ACTIVITY: Please restate, exactly as written, the lines running from the beginning of the material through the line that has "Q: Predict the band gap on the k mesh." in it.

MATERIAL SHOWN:
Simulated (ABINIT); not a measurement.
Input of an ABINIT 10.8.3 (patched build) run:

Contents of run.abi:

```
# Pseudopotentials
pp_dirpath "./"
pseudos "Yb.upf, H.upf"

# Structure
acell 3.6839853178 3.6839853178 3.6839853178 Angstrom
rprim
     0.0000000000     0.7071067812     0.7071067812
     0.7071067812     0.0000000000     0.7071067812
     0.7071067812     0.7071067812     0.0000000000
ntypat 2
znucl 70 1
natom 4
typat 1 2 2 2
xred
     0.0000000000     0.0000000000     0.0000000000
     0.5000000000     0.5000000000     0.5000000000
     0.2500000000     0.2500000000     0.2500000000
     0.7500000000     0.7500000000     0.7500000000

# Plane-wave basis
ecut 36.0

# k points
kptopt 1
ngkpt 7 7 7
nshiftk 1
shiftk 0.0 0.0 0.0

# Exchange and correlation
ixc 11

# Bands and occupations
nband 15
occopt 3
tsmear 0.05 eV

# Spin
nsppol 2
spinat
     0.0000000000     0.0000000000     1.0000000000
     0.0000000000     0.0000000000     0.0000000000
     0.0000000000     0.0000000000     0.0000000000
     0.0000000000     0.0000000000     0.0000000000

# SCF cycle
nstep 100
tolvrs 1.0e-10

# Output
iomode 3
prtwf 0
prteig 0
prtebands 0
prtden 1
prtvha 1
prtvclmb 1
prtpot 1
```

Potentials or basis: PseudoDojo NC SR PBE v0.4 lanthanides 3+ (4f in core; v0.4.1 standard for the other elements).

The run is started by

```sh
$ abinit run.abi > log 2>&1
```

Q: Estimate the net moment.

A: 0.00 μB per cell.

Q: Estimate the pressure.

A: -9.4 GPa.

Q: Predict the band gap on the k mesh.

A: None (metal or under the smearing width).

RESPONSE BOX:
Simulated (ABINIT); not a measurement.
Input of an ABINIT 10.8.3 (patched build) run:

Contents of run.abi:

```
# Pseudopotentials
pp_dirpath "./"
pseudos "Yb.upf, H.upf"

# Structure
acell 3.6839853178 3.6839853178 3.6839853178 Angstrom
rprim
     0.0000000000     0.7071067812     0.7071067812
     0.7071067812     0.0000000000     0.7071067812
     0.7071067812     0.7071067812     0.0000000000
ntypat 2
znucl 70 1
natom 4
typat 1 2 2 2
xred
     0.0000000000     0.0000000000     0.0000000000
     0.5000000000     0.5000000000     0.5000000000
     0.2500000000     0.2500000000     0.2500000000
     0.7500000000     0.7500000000     0.7500000000

# Plane-wave basis
ecut 36.0

# k points
kptopt 1
ngkpt 7 7 7
nshiftk 1
shiftk 0.0 0.0 0.0

# Exchange and correlation
ixc 11

# Bands and occupations
nband 15
occopt 3
tsmear 0.05 eV

# Spin
nsppol 2
spinat
     0.0000000000     0.0000000000     1.0000000000
     0.0000000000     0.0000000000     0.0000000000
     0.0000000000     0.0000000000     0.0000000000
     0.0000000000     0.0000000000     0.0000000000

# SCF cycle
nstep 100
tolvrs 1.0e-10

# Output
iomode 3
prtwf 0
prteig 0
prtebands 0
prtden 1
prtvha 1
prtvclmb 1
prtpot 1
```

Potentials or basis: PseudoDojo NC SR PBE v0.4 lanthanides 3+ (4f in core; v0.4.1 standard for the other elements).

The run is started by

```sh
$ abinit run.abi > log 2>&1
```

Q: Estimate the net moment.

A: 0.00 μB per cell.

Q: Estimate the pressure.

A: -9.4 GPa.

Q: Predict the band gap on the k mesh.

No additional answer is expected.